[RECORDED DATA]:
══════════

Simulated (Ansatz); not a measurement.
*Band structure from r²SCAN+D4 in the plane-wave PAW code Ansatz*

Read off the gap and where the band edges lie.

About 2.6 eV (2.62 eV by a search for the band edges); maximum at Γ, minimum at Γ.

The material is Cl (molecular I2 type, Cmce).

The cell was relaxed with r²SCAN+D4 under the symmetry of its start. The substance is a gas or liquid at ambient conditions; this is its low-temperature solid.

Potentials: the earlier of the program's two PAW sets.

══════════

[TASK ITEM]: Write out every line of the data again, exactly as it reads.

[WRITTEN SOLUTION]:
Simulated (Ansatz); not a measurement.
*Band structure from r²SCAN+D4 in the plane-wave PAW code Ansatz*

Read off the gap and where the band edges lie.

About 2.6 eV (2.62 eV by a search for the band edges); maximum at Γ, minimum at Γ.

The material is Cl (molecular I2 type, Cmce).

The cell was relaxed with r²SCAN+D4 under the symmetry of its start. The substance is a gas or liquid at ambient conditions; this is its low-temperature solid.

Potentials: the earlier of the program's two PAW sets.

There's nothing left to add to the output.